***** Supplied material *****

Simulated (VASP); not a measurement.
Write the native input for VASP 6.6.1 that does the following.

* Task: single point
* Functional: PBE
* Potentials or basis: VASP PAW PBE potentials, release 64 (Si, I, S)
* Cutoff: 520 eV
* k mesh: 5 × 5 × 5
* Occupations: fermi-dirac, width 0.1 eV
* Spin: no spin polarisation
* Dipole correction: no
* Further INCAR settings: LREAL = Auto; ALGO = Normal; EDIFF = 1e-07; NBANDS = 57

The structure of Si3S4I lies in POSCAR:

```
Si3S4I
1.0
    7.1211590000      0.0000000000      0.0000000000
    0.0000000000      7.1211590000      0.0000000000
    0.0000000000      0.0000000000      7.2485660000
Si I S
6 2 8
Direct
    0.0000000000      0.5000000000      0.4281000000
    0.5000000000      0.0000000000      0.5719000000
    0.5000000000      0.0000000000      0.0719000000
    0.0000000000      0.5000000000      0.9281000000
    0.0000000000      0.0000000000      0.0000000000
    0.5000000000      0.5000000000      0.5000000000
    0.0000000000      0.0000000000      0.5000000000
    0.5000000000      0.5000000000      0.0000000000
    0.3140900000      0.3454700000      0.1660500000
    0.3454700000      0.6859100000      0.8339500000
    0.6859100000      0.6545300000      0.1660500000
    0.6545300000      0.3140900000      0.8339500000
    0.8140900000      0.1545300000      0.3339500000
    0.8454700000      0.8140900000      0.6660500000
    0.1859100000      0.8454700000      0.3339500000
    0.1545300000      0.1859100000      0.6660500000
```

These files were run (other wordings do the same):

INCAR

*****

Line by line, retype the data exactly as written.

* Exercise response *
Simulated (VASP); not a measurement.
Write the native input for VASP 6.6.1 that does the following.

* Task: single point
* Functional: PBE
* Potentials or basis: VASP PAW PBE potentials, release 64 (Si, I, S)
* Cutoff: 520 eV
* k mesh: 5 × 5 × 5
* Occupations: fermi-dirac, width 0.1 eV
* Spin: no spin polarisation
* Dipole correction: no
* Further INCAR settings: LREAL = Auto; ALGO = Normal; EDIFF = 1e-07; NBANDS = 57

The structure of Si3S4I lies in POSCAR:

```
Si3S4I
1.0
    7.1211590000      0.0000000000      0.0000000000
    0.0000000000      7.1211590000      0.0000000000
    0.0000000000      0.0000000000      7.2485660000
Si I S
6 2 8
Direct
    0.0000000000      0.5000000000      0.4281000000
    0.5000000000      0.0000000000      0.5719000000
    0.5000000000      0.0000000000      0.0719000000
    0.0000000000      0.5000000000      0.9281000000
    0.0000000000      0.0000000000      0.0000000000
    0.5000000000      0.5000000000      0.5000000000
    0.0000000000      0.0000000000      0.5000000000
    0.5000000000      0.5000000000      0.0000000000
    0.3140900000      0.3454700000      0.1660500000
    0.3454700000      0.6859100000      0.8339500000
    0.6859100000      0.6545300000      0.1660500000
    0.6545300000      0.3140900000      0.8339500000
    0.8140900000      0.1545300000      0.3339500000
    0.8454700000      0.8140900000      0.6660500000
    0.1859100000      0.8454700000      0.3339500000
    0.1545300000      0.1859100000      0.6660500000
```

These files were run (other wordings do the same):

INCAR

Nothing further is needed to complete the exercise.